___ DATA SHOWN

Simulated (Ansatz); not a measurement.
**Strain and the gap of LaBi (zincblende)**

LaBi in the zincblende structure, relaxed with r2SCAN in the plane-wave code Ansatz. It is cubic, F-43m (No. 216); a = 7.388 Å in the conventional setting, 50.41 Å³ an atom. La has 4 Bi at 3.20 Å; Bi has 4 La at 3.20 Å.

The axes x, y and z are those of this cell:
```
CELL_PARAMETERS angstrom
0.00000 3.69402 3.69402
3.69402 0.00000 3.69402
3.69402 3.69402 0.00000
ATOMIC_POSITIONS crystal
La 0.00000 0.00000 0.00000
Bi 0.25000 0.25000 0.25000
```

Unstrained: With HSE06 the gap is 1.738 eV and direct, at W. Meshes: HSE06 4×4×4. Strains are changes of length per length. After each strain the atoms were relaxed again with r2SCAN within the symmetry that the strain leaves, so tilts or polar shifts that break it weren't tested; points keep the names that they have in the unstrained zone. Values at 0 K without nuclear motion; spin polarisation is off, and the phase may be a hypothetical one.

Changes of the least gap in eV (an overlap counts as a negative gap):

______

REQUIREMENT:
Nothing but the lines from the start of the data through the line holding "Unstrained: With HSE06" should be restated, and each one exactly.

SOLUTION:
Simulated (Ansatz); not a measurement.
**Strain and the gap of LaBi (zincblende)**

LaBi in the zincblende structure, relaxed with r2SCAN in the plane-wave code Ansatz. It is cubic, F-43m (No. 216); a = 7.388 Å in the conventional setting, 50.41 Å³ an atom. La has 4 Bi at 3.20 Å; Bi has 4 La at 3.20 Å.

The axes x, y and z are those of this cell:
```
CELL_PARAMETERS angstrom
0.00000 3.69402 3.69402
3.69402 0.00000 3.69402
3.69402 3.69402 0.00000
ATOMIC_POSITIONS crystal
La 0.00000 0.00000 0.00000
Bi 0.25000 0.25000 0.25000
```

Unstrained: With HSE06 the gap is 1.738 eV and direct, at W. Meshes: HSE06 4×4×4. Strains are changes of length per length. After each strain the atoms were relaxed again with r2SCAN within the symmetry that the strain leaves, so tilts or polar shifts that break it weren't tested; points keep the names that they have in the unstrained zone. Values at 0 K without nuclear motion; spin polarisation is off, and the phase may be a hypothetical one.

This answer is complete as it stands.